Work order ->
Every single line below has to be printed once more, exactly.

Material supplied ->
◇ ◇ ◇ ◇ ◇
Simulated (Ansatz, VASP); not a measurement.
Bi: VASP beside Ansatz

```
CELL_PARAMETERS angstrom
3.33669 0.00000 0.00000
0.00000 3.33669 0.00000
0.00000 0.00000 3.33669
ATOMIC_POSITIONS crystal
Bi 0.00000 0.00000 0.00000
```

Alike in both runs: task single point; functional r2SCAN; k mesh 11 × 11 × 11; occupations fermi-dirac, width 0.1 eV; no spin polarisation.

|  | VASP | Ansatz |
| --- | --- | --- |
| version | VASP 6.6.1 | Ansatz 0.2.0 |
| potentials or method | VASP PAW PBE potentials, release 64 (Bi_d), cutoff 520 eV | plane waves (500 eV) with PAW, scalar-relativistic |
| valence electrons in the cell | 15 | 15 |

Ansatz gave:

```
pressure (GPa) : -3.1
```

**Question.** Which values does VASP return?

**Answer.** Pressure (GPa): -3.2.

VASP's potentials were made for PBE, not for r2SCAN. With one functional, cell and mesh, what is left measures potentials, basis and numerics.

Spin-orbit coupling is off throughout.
◇ ◇ ◇ ◇ ◇

Response ->
Simulated (Ansatz, VASP); not a measurement.
Bi: VASP beside Ansatz

```
CELL_PARAMETERS angstrom
3.33669 0.00000 0.00000
0.00000 3.33669 0.00000
0.00000 0.00000 3.33669
ATOMIC_POSITIONS crystal
Bi 0.00000 0.00000 0.00000
```

Alike in both runs: task single point; functional r2SCAN; k mesh 11 × 11 × 11; occupations fermi-dirac, width 0.1 eV; no spin polarisation.

|  | VASP | Ansatz |
| --- | --- | --- |
| version | VASP 6.6.1 | Ansatz 0.2.0 |
| potentials or method | VASP PAW PBE potentials, release 64 (Bi_d), cutoff 520 eV | plane waves (500 eV) with PAW, scalar-relativistic |
| valence electrons in the cell | 15 | 15 |

Ansatz gave:

```
pressure (GPa) : -3.1
```

**Question.** Which values does VASP return?

**Answer.** Pressure (GPa): -3.2.

VASP's potentials were made for PBE, not for r2SCAN. With one functional, cell and mesh, what is left measures potentials, basis and numerics.

Spin-orbit coupling is off throughout.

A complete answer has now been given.